Requirement >> Where the line containing "It belongs to" appears, end your copy; everything from the first line of the records below up to and including it must be reproduced exactly.

Records supplied >>
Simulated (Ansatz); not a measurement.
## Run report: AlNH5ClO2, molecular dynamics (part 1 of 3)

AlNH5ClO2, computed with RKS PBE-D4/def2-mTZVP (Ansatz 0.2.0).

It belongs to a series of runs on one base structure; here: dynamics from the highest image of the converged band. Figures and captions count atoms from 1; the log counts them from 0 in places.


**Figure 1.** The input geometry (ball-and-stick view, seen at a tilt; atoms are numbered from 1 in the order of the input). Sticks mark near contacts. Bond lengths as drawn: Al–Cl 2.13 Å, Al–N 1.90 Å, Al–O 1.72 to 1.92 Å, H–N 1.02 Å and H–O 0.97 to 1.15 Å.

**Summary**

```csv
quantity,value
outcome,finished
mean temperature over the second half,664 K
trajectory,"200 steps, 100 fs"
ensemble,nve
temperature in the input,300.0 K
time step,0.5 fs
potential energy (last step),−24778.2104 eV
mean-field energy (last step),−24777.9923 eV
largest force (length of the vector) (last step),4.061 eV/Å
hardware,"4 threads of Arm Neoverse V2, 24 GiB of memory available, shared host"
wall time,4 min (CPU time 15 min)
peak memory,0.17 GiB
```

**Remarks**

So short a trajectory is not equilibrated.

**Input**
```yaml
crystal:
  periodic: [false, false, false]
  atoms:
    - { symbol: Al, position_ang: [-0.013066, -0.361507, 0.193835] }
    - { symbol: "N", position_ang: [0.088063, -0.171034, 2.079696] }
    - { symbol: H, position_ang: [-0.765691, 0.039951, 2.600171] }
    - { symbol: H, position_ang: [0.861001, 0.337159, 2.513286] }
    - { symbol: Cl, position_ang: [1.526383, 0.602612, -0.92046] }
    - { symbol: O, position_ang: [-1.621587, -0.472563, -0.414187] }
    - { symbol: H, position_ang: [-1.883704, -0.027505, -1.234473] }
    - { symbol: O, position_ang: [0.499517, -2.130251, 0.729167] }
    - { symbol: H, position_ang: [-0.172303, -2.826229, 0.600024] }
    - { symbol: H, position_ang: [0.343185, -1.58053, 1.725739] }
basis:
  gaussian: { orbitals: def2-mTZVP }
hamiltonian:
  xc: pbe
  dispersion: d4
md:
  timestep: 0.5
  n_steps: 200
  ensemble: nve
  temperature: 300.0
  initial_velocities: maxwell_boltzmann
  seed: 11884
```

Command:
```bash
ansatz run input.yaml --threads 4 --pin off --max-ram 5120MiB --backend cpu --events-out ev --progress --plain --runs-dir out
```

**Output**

Written solution >>
Simulated (Ansatz); not a measurement.
## Run report: AlNH5ClO2, molecular dynamics (part 1 of 3)

AlNH5ClO2, computed with RKS PBE-D4/def2-mTZVP (Ansatz 0.2.0).

It belongs to a series of runs on one base structure; here: dynamics from the highest image of the converged band. Figures and captions count atoms from 1; the log counts them from 0 in places.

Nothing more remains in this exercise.